Activity: Set down the entries once more exactly as they were written.

*** Input data Section Begins ***
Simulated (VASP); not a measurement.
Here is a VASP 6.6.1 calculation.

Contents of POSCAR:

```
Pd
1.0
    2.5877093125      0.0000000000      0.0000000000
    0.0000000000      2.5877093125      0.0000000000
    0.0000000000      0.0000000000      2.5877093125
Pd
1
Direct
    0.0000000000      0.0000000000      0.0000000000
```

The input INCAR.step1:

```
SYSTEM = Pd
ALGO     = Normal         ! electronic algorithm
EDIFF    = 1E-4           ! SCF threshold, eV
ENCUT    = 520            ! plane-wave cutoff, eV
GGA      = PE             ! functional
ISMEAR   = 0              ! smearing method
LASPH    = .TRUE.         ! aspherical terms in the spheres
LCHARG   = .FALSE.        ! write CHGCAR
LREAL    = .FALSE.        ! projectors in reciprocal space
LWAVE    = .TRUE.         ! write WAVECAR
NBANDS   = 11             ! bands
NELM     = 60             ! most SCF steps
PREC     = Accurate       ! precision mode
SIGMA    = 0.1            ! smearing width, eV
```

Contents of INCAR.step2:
*** Input data Section Ends ***

Answer box:
Simulated (VASP); not a measurement.
Here is a VASP 6.6.1 calculation.

Contents of POSCAR:

```
Pd
1.0
    2.5877093125      0.0000000000      0.0000000000
    0.0000000000      2.5877093125      0.0000000000
    0.0000000000      0.0000000000      2.5877093125
Pd
1
Direct
    0.0000000000      0.0000000000      0.0000000000
```

The input INCAR.step1:

```
SYSTEM = Pd
ALGO     = Normal         ! electronic algorithm
EDIFF    = 1E-4           ! SCF threshold, eV
ENCUT    = 520            ! plane-wave cutoff, eV
GGA      = PE             ! functional
ISMEAR   = 0              ! smearing method
LASPH    = .TRUE.         ! aspherical terms in the spheres
LCHARG   = .FALSE.        ! write CHGCAR
LREAL    = .FALSE.        ! projectors in reciprocal space
LWAVE    = .TRUE.         ! write WAVECAR
NBANDS   = 11             ! bands
NELM     = 60             ! most SCF steps
PREC     = Accurate       ! precision mode
SIGMA    = 0.1            ! smearing width, eV
```

Contents of INCAR.step2:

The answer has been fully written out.